=== ENTRIES PROVIDED ===
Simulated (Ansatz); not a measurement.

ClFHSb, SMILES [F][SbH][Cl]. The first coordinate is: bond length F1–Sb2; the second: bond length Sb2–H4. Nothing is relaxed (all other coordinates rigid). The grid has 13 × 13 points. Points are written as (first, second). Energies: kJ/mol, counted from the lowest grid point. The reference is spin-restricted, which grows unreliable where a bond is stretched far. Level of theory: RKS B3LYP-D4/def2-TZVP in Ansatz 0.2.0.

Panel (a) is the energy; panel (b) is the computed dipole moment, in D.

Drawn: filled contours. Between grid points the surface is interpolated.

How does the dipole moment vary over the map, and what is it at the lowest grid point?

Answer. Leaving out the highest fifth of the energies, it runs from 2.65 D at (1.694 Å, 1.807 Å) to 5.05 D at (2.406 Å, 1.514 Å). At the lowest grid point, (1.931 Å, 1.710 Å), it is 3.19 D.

=== TASK ITEM ===
Please copy out each entry exactly as it appears above.

=== WRITTEN REPLY ===
Simulated (Ansatz); not a measurement.

ClFHSb, SMILES [F][SbH][Cl]. The first coordinate is: bond length F1–Sb2; the second: bond length Sb2–H4. Nothing is relaxed (all other coordinates rigid). The grid has 13 × 13 points. Points are written as (first, second). Energies: kJ/mol, counted from the lowest grid point. The reference is spin-restricted, which grows unreliable where a bond is stretched far. Level of theory: RKS B3LYP-D4/def2-TZVP in Ansatz 0.2.0.

Panel (a) is the energy; panel (b) is the computed dipole moment, in D.

Drawn: filled contours. Between grid points the surface is interpolated.

How does the dipole moment vary over the map, and what is it at the lowest grid point?

Answer. Leaving out the highest fifth of the energies, it runs from 2.65 D at (1.694 Å, 1.807 Å) to 5.05 D at (2.406 Å, 1.514 Å). At the lowest grid point, (1.931 Å, 1.710 Å), it is 3.19 D.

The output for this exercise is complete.